# Work task
Set down exactly the entries below, beginning at their first line and ending at the line with "Alike in both".

# Material shown
========
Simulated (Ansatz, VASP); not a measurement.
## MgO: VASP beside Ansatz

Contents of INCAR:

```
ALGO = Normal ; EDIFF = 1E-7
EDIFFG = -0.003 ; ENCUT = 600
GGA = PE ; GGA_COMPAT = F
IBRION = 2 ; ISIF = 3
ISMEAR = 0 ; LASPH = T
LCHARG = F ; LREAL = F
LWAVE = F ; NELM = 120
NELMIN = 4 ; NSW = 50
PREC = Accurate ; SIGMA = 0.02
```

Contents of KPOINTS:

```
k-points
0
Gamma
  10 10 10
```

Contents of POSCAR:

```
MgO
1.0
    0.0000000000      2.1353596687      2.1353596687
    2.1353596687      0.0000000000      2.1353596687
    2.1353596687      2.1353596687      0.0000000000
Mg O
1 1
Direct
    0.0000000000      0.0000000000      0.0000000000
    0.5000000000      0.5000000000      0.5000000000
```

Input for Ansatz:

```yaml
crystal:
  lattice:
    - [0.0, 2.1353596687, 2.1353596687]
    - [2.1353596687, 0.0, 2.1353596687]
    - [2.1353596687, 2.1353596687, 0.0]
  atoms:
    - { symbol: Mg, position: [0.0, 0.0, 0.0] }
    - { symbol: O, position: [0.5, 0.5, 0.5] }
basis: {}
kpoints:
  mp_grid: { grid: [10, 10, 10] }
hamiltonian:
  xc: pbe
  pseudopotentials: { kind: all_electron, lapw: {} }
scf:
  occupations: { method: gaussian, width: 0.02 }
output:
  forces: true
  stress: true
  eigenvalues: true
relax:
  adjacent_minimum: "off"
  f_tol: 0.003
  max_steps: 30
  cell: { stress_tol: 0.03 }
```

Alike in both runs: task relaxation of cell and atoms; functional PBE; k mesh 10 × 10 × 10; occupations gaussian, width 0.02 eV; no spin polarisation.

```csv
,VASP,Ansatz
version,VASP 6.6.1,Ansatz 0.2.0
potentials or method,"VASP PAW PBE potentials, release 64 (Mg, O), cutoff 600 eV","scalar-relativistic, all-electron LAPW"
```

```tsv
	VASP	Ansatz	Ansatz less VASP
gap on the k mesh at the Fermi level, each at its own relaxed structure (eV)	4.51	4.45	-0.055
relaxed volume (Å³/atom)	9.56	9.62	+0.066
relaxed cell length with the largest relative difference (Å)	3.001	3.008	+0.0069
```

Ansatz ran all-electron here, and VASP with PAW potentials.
========

# Task response
Simulated (Ansatz, VASP); not a measurement.
## MgO: VASP beside Ansatz

Contents of INCAR:

```
ALGO = Normal ; EDIFF = 1E-7
EDIFFG = -0.003 ; ENCUT = 600
GGA = PE ; GGA_COMPAT = F
IBRION = 2 ; ISIF = 3
ISMEAR = 0 ; LASPH = T
LCHARG = F ; LREAL = F
LWAVE = F ; NELM = 120
NELMIN = 4 ; NSW = 50
PREC = Accurate ; SIGMA = 0.02
```

Contents of KPOINTS:

```
k-points
0
Gamma
  10 10 10
```

Contents of POSCAR:

```
MgO
1.0
    0.0000000000      2.1353596687      2.1353596687
    2.1353596687      0.0000000000      2.1353596687
    2.1353596687      2.1353596687      0.0000000000
Mg O
1 1
Direct
    0.0000000000      0.0000000000      0.0000000000
    0.5000000000      0.5000000000      0.5000000000
```

Input for Ansatz:

```yaml
crystal:
  lattice:
    - [0.0, 2.1353596687, 2.1353596687]
    - [2.1353596687, 0.0, 2.1353596687]
    - [2.1353596687, 2.1353596687, 0.0]
  atoms:
    - { symbol: Mg, position: [0.0, 0.0, 0.0] }
    - { symbol: O, position: [0.5, 0.5, 0.5] }
basis: {}
kpoints:
  mp_grid: { grid: [10, 10, 10] }
hamiltonian:
  xc: pbe
  pseudopotentials: { kind: all_electron, lapw: {} }
scf:
  occupations: { method: gaussian, width: 0.02 }
output:
  forces: true
  stress: true
  eigenvalues: true
relax:
  adjacent_minimum: "off"
  f_tol: 0.003
  max_steps: 30
  cell: { stress_tol: 0.03 }
```

Alike in both runs: task relaxation of cell and atoms; functional PBE; k mesh 10 × 10 × 10; occupations gaussian, width 0.02 eV; no spin polarisation.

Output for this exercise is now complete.